**Supplied material**
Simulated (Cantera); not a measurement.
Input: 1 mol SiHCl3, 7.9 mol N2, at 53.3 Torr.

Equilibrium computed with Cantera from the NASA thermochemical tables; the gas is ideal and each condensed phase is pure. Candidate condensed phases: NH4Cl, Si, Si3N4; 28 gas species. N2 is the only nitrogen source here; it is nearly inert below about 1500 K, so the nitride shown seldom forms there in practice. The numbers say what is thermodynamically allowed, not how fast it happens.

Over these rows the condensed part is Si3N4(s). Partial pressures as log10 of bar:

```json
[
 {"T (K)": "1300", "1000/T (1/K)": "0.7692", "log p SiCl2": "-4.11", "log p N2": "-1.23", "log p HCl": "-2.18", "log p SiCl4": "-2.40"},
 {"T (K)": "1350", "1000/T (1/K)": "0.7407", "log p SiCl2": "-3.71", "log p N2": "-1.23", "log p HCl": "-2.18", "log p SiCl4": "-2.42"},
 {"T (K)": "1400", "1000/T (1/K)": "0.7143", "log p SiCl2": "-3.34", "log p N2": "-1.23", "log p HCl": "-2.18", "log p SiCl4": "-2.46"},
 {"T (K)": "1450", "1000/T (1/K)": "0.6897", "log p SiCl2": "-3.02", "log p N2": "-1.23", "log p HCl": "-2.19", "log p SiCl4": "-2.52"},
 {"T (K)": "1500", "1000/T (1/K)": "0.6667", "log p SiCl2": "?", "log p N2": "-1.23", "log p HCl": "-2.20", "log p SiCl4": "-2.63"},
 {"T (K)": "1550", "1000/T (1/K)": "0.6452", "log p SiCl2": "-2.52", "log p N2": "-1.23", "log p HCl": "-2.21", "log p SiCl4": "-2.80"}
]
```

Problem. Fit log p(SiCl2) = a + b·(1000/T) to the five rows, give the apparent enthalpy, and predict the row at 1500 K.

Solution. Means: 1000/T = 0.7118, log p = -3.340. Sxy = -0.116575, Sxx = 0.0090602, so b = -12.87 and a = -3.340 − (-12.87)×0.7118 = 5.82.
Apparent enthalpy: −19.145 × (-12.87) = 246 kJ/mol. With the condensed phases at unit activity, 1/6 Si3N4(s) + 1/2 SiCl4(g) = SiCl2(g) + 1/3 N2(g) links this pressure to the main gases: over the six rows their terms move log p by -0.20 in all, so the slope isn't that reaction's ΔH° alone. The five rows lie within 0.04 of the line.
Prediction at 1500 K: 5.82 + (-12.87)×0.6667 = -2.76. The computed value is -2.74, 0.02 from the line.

**Action item**
Restate, please, word for word the span of records running from the first line to the line bearing "Input: 1 mol", both included, and nothing outside it.

**Written answer**
Simulated (Cantera); not a measurement.
Input: 1 mol SiHCl3, 7.9 mol N2, at 53.3 Torr.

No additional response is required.